• Work instruction: Give back exactly the lines of the material below that start at the line containing "Potentials or basis: VASP" and end at the line containing "Q: How long", and no others.

• Source data:
********

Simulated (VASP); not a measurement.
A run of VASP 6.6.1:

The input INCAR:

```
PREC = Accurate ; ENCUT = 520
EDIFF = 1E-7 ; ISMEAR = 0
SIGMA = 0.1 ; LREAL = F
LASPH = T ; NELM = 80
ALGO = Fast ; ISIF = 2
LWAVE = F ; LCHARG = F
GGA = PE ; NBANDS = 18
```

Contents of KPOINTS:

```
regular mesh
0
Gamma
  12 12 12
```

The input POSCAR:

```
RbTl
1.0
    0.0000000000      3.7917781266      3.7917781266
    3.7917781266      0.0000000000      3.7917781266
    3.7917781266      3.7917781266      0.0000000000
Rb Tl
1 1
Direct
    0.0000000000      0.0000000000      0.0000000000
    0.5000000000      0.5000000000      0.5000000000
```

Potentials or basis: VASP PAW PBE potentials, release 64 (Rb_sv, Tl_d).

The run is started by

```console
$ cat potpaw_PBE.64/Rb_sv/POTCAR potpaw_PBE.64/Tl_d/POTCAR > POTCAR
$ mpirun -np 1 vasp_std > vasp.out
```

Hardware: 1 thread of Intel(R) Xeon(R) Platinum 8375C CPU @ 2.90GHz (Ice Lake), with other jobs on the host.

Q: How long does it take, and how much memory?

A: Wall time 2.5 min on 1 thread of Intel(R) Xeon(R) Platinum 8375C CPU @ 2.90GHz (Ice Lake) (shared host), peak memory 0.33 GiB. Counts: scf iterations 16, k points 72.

********

• Written answer:
Potentials or basis: VASP PAW PBE potentials, release 64 (Rb_sv, Tl_d).

The run is started by

```console
$ cat potpaw_PBE.64/Rb_sv/POTCAR potpaw_PBE.64/Tl_d/POTCAR > POTCAR
$ mpirun -np 1 vasp_std > vasp.out
```

Hardware: 1 thread of Intel(R) Xeon(R) Platinum 8375C CPU @ 2.90GHz (Ice Lake), with other jobs on the host.

Q: How long does it take, and how much memory?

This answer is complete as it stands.